**WORK REQUEST**
With the line containing "The xTB rows" as the start and the line containing "Question: Estimate how long each takes." as the end, transcribe that span of the entries below exactly, including both.

**DATASET**
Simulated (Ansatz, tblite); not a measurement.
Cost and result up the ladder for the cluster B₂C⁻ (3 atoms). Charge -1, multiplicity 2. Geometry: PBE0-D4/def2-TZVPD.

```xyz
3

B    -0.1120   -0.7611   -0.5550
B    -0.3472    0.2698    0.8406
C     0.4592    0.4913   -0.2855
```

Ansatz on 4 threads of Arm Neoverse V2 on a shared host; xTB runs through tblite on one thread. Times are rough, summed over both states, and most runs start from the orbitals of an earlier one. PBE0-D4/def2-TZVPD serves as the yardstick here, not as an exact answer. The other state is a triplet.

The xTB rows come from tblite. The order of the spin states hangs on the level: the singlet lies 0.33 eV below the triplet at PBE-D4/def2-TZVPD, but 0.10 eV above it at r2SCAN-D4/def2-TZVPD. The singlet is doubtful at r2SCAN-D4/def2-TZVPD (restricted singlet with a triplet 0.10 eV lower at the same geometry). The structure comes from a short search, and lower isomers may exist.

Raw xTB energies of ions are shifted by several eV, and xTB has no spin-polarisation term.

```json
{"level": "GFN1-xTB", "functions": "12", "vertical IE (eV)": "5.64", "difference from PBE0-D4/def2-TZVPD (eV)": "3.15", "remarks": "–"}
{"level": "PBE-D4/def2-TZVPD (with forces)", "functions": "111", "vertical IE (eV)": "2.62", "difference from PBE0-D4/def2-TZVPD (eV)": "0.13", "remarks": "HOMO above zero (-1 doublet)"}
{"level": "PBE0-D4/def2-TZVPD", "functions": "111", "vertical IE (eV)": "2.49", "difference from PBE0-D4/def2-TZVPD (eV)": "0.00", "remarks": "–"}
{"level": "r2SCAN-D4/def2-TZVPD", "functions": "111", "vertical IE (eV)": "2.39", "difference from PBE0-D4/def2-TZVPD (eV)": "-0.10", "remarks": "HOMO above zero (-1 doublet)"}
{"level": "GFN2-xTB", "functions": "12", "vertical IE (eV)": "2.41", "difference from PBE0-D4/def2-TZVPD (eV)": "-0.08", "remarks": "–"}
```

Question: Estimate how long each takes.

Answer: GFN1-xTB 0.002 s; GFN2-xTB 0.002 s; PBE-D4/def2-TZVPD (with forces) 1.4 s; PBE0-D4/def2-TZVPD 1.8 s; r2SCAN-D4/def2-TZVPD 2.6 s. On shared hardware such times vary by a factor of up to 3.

**RESPONSE AREA**
The xTB rows come from tblite. The order of the spin states hangs on the level: the singlet lies 0.33 eV below the triplet at PBE-D4/def2-TZVPD, but 0.10 eV above it at r2SCAN-D4/def2-TZVPD. The singlet is doubtful at r2SCAN-D4/def2-TZVPD (restricted singlet with a triplet 0.10 eV lower at the same geometry). The structure comes from a short search, and lower isomers may exist.

Raw xTB energies of ions are shifted by several eV, and xTB has no spin-polarisation term.

```json
{"level": "GFN1-xTB", "functions": "12", "vertical IE (eV)": "5.64", "difference from PBE0-D4/def2-TZVPD (eV)": "3.15", "remarks": "–"}
{"level": "PBE-D4/def2-TZVPD (with forces)", "functions": "111", "vertical IE (eV)": "2.62", "difference from PBE0-D4/def2-TZVPD (eV)": "0.13", "remarks": "HOMO above zero (-1 doublet)"}
{"level": "PBE0-D4/def2-TZVPD", "functions": "111", "vertical IE (eV)": "2.49", "difference from PBE0-D4/def2-TZVPD (eV)": "0.00", "remarks": "–"}
{"level": "r2SCAN-D4/def2-TZVPD", "functions": "111", "vertical IE (eV)": "2.39", "difference from PBE0-D4/def2-TZVPD (eV)": "-0.10", "remarks": "HOMO above zero (-1 doublet)"}
{"level": "GFN2-xTB", "functions": "12", "vertical IE (eV)": "2.41", "difference from PBE0-D4/def2-TZVPD (eV)": "-0.08", "remarks": "–"}
```

Question: Estimate how long each takes.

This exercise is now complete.